::: DATA FOR ANALYSIS

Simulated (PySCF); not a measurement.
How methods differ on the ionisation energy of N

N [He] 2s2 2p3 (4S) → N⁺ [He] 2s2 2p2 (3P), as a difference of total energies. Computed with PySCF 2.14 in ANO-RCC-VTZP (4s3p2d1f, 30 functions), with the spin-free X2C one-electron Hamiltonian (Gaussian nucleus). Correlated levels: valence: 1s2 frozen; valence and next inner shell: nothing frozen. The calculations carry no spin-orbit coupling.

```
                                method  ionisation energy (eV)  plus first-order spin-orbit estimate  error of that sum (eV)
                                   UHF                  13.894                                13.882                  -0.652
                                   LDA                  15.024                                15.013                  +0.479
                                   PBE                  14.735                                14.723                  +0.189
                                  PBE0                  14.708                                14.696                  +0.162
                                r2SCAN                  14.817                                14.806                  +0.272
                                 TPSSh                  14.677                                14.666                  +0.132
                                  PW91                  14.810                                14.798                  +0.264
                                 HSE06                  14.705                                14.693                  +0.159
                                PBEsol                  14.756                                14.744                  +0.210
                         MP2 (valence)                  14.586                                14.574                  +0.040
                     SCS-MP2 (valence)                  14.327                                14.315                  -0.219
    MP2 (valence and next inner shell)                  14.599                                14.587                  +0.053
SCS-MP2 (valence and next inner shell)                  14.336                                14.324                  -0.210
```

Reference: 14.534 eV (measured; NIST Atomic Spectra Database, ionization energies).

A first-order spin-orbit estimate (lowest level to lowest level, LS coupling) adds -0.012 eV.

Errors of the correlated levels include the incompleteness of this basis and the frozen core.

::::::

WORK INSTRUCTION:
Reproduce the listing word for word from its first line up to and including the line with "How methods differ". Give no other lines.

EXERCISE ANSWER:
Simulated (PySCF); not a measurement.
How methods differ on the ionisation energy of N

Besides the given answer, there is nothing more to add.